## Work order
Output a verbatim copy of the data, cut off after the line that contains "D. basis contracted for another Hamiltonian".

★ ★ ★ ★

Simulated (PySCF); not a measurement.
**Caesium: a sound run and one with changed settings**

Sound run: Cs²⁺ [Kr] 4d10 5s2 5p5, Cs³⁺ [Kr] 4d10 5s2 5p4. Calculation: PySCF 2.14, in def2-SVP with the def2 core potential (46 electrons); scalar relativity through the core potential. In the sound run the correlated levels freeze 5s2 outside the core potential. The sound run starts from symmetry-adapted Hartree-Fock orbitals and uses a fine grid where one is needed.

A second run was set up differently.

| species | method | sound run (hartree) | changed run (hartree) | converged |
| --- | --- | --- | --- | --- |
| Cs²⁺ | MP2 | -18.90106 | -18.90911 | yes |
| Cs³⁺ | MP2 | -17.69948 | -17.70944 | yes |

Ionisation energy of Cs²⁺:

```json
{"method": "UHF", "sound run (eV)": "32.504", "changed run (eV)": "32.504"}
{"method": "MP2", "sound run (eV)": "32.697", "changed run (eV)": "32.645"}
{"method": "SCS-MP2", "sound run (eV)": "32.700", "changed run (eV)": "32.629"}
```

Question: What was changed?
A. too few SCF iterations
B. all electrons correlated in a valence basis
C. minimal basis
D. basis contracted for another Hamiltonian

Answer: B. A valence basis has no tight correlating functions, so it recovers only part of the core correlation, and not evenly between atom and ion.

★ ★ ★ ★

## Written response
Simulated (PySCF); not a measurement.
**Caesium: a sound run and one with changed settings**

Sound run: Cs²⁺ [Kr] 4d10 5s2 5p5, Cs³⁺ [Kr] 4d10 5s2 5p4. Calculation: PySCF 2.14, in def2-SVP with the def2 core potential (46 electrons); scalar relativity through the core potential. In the sound run the correlated levels freeze 5s2 outside the core potential. The sound run starts from symmetry-adapted Hartree-Fock orbitals and uses a fine grid where one is needed.

A second run was set up differently.

| species | method | sound run (hartree) | changed run (hartree) | converged |
| --- | --- | --- | --- | --- |
| Cs²⁺ | MP2 | -18.90106 | -18.90911 | yes |
| Cs³⁺ | MP2 | -17.69948 | -17.70944 | yes |

Ionisation energy of Cs²⁺:

```json
{"method": "UHF", "sound run (eV)": "32.504", "changed run (eV)": "32.504"}
{"method": "MP2", "sound run (eV)": "32.697", "changed run (eV)": "32.645"}
{"method": "SCS-MP2", "sound run (eV)": "32.700", "changed run (eV)": "32.629"}
```

Question: What was changed?
A. too few SCF iterations
B. all electrons correlated in a valence basis
C. minimal basis
D. basis contracted for another Hamiltonian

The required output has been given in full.